# # #

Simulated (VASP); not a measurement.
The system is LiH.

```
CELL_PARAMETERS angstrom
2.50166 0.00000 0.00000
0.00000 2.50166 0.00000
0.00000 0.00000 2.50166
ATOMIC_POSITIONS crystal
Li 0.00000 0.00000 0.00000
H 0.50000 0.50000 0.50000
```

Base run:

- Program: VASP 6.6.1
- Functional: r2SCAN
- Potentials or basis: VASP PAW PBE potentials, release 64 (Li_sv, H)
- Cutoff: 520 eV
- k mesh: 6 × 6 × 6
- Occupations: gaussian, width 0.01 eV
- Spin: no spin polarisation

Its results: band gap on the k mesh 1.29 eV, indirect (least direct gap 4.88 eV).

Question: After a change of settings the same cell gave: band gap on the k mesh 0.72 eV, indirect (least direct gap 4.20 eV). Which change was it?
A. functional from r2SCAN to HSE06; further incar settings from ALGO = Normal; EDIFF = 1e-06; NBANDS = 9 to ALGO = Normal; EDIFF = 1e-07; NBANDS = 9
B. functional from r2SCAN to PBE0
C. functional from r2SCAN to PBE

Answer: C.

# # #

WORK ITEM
Out of the data above, transcribe exactly and only the lines starting with the line that has "- Cutoff: 520 eV" and going on through the line that has "C. functional from r2SCAN to PBE", both included.

ANSWER BOX
- Cutoff: 520 eV
- k mesh: 6 × 6 × 6
- Occupations: gaussian, width 0.01 eV
- Spin: no spin polarisation

Its results: band gap on the k mesh 1.29 eV, indirect (least direct gap 4.88 eV).

Question: After a change of settings the same cell gave: band gap on the k mesh 0.72 eV, indirect (least direct gap 4.20 eV). Which change was it?
A. functional from r2SCAN to HSE06; further incar settings from ALGO = Normal; EDIFF = 1e-06; NBANDS = 9 to ALGO = Normal; EDIFF = 1e-07; NBANDS = 9
B. functional from r2SCAN to PBE0
C. functional from r2SCAN to PBE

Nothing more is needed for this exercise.